### Work order
The entries below are to be printed again word for word.

### Raw data
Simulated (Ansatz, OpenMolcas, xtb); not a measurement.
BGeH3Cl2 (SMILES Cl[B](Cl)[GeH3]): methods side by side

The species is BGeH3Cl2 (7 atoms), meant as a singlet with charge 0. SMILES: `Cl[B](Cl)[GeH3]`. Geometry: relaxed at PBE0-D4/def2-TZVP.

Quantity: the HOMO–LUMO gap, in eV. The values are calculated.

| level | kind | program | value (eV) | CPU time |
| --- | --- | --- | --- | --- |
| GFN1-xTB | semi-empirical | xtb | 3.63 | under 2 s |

### Problem solution
Simulated (Ansatz, OpenMolcas, xtb); not a measurement.
BGeH3Cl2 (SMILES Cl[B](Cl)[GeH3]): methods side by side

The species is BGeH3Cl2 (7 atoms), meant as a singlet with charge 0. SMILES: `Cl[B](Cl)[GeH3]`. Geometry: relaxed at PBE0-D4/def2-TZVP.

Quantity: the HOMO–LUMO gap, in eV. The values are calculated.

| level | kind | program | value (eV) | CPU time |
| --- | --- | --- | --- | --- |
| GFN1-xTB | semi-empirical | xtb | 3.63 | under 2 s |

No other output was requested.